_Assignment:_ Return the data below, unchanged.

_Source data:_
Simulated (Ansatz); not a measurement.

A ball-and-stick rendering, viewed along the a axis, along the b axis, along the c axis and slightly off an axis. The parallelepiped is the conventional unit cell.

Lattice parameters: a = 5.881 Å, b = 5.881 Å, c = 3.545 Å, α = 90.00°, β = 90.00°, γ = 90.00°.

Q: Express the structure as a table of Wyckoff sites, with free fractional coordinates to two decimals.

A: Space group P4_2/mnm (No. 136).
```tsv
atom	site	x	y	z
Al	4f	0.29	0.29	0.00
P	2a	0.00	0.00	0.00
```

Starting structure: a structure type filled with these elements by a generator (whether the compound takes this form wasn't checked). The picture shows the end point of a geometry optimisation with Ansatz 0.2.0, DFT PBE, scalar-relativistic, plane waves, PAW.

_Task result:_
Simulated (Ansatz); not a measurement.

A ball-and-stick rendering, viewed along the a axis, along the b axis, along the c axis and slightly off an axis. The parallelepiped is the conventional unit cell.

Lattice parameters: a = 5.881 Å, b = 5.881 Å, c = 3.545 Å, α = 90.00°, β = 90.00°, γ = 90.00°.

Q: Express the structure as a table of Wyckoff sites, with free fractional coordinates to two decimals.

A: Space group P4_2/mnm (No. 136).
```tsv
atom	site	x	y	z
Al	4f	0.29	0.29	0.00
P	2a	0.00	0.00	0.00
```

Starting structure: a structure type filled with these elements by a generator (whether the compound takes this form wasn't checked). The picture shows the end point of a geometry optimisation with Ansatz 0.2.0, DFT PBE, scalar-relativistic, plane waves, PAW.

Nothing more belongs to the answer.